=== Work request ===
Copy the listing below in full, exactly as given.

Start of Data supplied

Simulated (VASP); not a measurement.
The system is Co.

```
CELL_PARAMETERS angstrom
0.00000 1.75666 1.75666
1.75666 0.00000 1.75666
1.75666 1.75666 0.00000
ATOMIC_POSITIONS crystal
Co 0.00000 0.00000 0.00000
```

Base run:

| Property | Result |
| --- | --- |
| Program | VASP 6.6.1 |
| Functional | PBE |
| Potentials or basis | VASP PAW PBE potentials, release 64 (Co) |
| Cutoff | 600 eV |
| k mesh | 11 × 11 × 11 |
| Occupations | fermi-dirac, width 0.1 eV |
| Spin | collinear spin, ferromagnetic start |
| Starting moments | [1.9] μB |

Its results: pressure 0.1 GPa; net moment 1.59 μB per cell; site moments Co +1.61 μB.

End of Data supplied

=== Your response ===
Simulated (VASP); not a measurement.
The system is Co.

```
CELL_PARAMETERS angstrom
0.00000 1.75666 1.75666
1.75666 0.00000 1.75666
1.75666 1.75666 0.00000
ATOMIC_POSITIONS crystal
Co 0.00000 0.00000 0.00000
```

Base run:

| Property | Result |
| --- | --- |
| Program | VASP 6.6.1 |
| Functional | PBE |
| Potentials or basis | VASP PAW PBE potentials, release 64 (Co) |
| Cutoff | 600 eV |
| k mesh | 11 × 11 × 11 |
| Occupations | fermi-dirac, width 0.1 eV |
| Spin | collinear spin, ferromagnetic start |
| Starting moments | [1.9] μB |

Its results: pressure 0.1 GPa; net moment 1.59 μB per cell; site moments Co +1.61 μB.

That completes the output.